******************************

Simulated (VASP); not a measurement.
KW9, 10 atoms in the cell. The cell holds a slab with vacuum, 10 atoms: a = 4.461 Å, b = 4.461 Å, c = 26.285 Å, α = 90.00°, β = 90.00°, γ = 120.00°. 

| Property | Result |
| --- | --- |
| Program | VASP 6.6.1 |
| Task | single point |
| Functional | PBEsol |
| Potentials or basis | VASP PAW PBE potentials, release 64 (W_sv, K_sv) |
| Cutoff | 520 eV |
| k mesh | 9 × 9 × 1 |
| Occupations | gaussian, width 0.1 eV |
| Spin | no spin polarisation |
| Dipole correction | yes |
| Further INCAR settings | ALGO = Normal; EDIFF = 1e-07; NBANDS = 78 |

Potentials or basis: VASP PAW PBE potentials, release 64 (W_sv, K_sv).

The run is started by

******************************

**Task item:**
Print all the records precisely.

**Result:**
Simulated (VASP); not a measurement.
KW9, 10 atoms in the cell. The cell holds a slab with vacuum, 10 atoms: a = 4.461 Å, b = 4.461 Å, c = 26.285 Å, α = 90.00°, β = 90.00°, γ = 120.00°. 

| Property | Result |
| --- | --- |
| Program | VASP 6.6.1 |
| Task | single point |
| Functional | PBEsol |
| Potentials or basis | VASP PAW PBE potentials, release 64 (W_sv, K_sv) |
| Cutoff | 520 eV |
| k mesh | 9 × 9 × 1 |
| Occupations | gaussian, width 0.1 eV |
| Spin | no spin polarisation |
| Dipole correction | yes |
| Further INCAR settings | ALGO = Normal; EDIFF = 1e-07; NBANDS = 78 |

Potentials or basis: VASP PAW PBE potentials, release 64 (W_sv, K_sv).

The run is started by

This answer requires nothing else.